▶ **Brief**
Return every line of the listing below, unchanged, from its first line to the line holding "Q: Summarise the run.", that line included.

▶ **Exercise data**
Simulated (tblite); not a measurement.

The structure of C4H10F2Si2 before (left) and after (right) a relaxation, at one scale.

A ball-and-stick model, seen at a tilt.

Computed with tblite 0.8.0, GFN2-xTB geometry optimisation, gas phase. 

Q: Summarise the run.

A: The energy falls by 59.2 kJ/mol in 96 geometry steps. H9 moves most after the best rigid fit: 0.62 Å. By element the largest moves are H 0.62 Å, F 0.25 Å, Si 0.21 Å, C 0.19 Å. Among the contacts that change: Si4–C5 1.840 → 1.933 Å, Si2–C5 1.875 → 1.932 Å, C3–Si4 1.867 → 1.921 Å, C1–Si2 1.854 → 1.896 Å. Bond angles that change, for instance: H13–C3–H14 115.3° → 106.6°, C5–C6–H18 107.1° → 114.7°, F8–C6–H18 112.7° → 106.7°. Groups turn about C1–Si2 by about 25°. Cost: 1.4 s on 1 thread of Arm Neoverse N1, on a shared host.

▶ **Response area**
Simulated (tblite); not a measurement.

The structure of C4H10F2Si2 before (left) and after (right) a relaxation, at one scale.

A ball-and-stick model, seen at a tilt.

Computed with tblite 0.8.0, GFN2-xTB geometry optimisation, gas phase. 

Q: Summarise the run.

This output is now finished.